:: Recorded data ::

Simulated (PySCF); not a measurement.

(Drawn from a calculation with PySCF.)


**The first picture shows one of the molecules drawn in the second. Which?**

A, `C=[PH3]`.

:::

Everything in the listing needs to be duplicated exactly, line for line.

Worked solution:
Simulated (PySCF); not a measurement.

(Drawn from a calculation with PySCF.)


**The first picture shows one of the molecules drawn in the second. Which?**

A, `C=[PH3]`.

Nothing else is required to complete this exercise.